——————

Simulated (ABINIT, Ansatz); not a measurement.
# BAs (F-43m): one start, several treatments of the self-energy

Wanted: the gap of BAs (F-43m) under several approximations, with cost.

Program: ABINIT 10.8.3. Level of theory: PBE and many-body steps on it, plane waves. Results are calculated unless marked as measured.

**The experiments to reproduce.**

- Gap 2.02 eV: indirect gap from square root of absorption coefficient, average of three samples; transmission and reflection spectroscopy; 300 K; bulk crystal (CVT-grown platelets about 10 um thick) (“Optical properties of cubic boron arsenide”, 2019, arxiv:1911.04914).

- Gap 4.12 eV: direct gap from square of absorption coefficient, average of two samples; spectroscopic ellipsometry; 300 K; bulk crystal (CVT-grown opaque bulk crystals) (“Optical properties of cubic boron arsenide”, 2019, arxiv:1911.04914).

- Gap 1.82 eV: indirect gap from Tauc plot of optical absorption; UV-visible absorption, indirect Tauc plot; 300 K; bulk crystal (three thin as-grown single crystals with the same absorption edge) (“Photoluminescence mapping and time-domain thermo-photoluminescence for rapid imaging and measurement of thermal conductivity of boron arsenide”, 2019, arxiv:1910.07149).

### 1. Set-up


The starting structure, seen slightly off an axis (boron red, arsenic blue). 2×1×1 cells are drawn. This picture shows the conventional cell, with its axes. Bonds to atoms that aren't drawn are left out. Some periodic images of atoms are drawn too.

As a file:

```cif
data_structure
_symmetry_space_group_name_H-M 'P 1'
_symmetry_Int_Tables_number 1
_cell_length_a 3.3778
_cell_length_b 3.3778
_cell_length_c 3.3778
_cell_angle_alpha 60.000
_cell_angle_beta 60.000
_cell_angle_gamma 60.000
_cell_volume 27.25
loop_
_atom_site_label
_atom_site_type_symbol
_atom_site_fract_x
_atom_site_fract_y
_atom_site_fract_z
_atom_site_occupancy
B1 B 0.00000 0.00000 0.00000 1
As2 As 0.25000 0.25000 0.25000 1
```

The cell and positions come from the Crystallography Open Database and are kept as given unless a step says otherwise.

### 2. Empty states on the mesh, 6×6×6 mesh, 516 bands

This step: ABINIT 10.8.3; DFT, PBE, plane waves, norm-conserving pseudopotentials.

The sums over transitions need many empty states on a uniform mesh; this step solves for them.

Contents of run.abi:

——————

• **BRIEF**
Look above for the line with "Wanted: the gap"; retype exactly that line, every line after it up to the line with "The sums over", and that line too, nothing else.

• **WRITTEN RESPONSE**
Wanted: the gap of BAs (F-43m) under several approximations, with cost.

Program: ABINIT 10.8.3. Level of theory: PBE and many-body steps on it, plane waves. Results are calculated unless marked as measured.

**The experiments to reproduce.**

- Gap 2.02 eV: indirect gap from square root of absorption coefficient, average of three samples; transmission and reflection spectroscopy; 300 K; bulk crystal (CVT-grown platelets about 10 um thick) (“Optical properties of cubic boron arsenide”, 2019, arxiv:1911.04914).

- Gap 4.12 eV: direct gap from square of absorption coefficient, average of two samples; spectroscopic ellipsometry; 300 K; bulk crystal (CVT-grown opaque bulk crystals) (“Optical properties of cubic boron arsenide”, 2019, arxiv:1911.04914).

- Gap 1.82 eV: indirect gap from Tauc plot of optical absorption; UV-visible absorption, indirect Tauc plot; 300 K; bulk crystal (three thin as-grown single crystals with the same absorption edge) (“Photoluminescence mapping and time-domain thermo-photoluminescence for rapid imaging and measurement of thermal conductivity of boron arsenide”, 2019, arxiv:1910.07149).

### 1. Set-up


The starting structure, seen slightly off an axis (boron red, arsenic blue). 2×1×1 cells are drawn. This picture shows the conventional cell, with its axes. Bonds to atoms that aren't drawn are left out. Some periodic images of atoms are drawn too.

As a file:

```cif
data_structure
_symmetry_space_group_name_H-M 'P 1'
_symmetry_Int_Tables_number 1
_cell_length_a 3.3778
_cell_length_b 3.3778
_cell_length_c 3.3778
_cell_angle_alpha 60.000
_cell_angle_beta 60.000
_cell_angle_gamma 60.000
_cell_volume 27.25
loop_
_atom_site_label
_atom_site_type_symbol
_atom_site_fract_x
_atom_site_fract_y
_atom_site_fract_z
_atom_site_occupancy
B1 B 0.00000 0.00000 0.00000 1
As2 As 0.25000 0.25000 0.25000 1
```

The cell and positions come from the Crystallography Open Database and are kept as given unless a step says otherwise.

### 2. Empty states on the mesh, 6×6×6 mesh, 516 bands

This step: ABINIT 10.8.3; DFT, PBE, plane waves, norm-conserving pseudopotentials.

The sums over transitions need many empty states on a uniform mesh; this step solves for them.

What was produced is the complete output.